**Work task**
Copy exactly the lines of the data below that run from the line holding "# GaGe3 (Pm-3m)" through the line holding "### 6 Single", both ends included.

**Dataset records**
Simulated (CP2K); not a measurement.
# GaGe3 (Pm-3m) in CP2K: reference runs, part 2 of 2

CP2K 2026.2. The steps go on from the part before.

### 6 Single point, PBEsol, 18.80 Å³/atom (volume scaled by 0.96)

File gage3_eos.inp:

**Task answer**
# GaGe3 (Pm-3m) in CP2K: reference runs, part 2 of 2

CP2K 2026.2. The steps go on from the part before.

### 6 Single point, PBEsol, 18.80 Å³/atom (volume scaled by 0.96)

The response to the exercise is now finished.